══════
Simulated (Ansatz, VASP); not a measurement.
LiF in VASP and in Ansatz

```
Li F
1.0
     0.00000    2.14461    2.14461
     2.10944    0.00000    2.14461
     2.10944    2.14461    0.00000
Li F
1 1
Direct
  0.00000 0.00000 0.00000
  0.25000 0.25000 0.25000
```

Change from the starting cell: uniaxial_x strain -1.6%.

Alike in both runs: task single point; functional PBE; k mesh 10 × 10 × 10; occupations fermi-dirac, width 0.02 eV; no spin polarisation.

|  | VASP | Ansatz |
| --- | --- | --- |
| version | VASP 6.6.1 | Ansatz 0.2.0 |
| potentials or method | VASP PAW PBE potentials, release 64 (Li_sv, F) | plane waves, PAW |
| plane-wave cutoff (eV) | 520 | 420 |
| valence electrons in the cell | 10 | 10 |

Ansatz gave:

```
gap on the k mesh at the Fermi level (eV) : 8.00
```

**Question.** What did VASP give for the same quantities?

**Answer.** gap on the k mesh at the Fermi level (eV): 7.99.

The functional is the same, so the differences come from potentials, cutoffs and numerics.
══════

## ACTION ITEM:
Starting with the line with "Ansatz 0.2.0 |" above and going on through the line with "level (eV): 7.99.", transcribe every line exactly, both ends included, and add nothing.

## TASK ANSWER:
| version | VASP 6.6.1 | Ansatz 0.2.0 |
| potentials or method | VASP PAW PBE potentials, release 64 (Li_sv, F) | plane waves, PAW |
| plane-wave cutoff (eV) | 520 | 420 |
| valence electrons in the cell | 10 | 10 |

Ansatz gave:

```
gap on the k mesh at the Fermi level (eV) : 8.00
```

**Question.** What did VASP give for the same quantities?

**Answer.** gap on the k mesh at the Fermi level (eV): 7.99.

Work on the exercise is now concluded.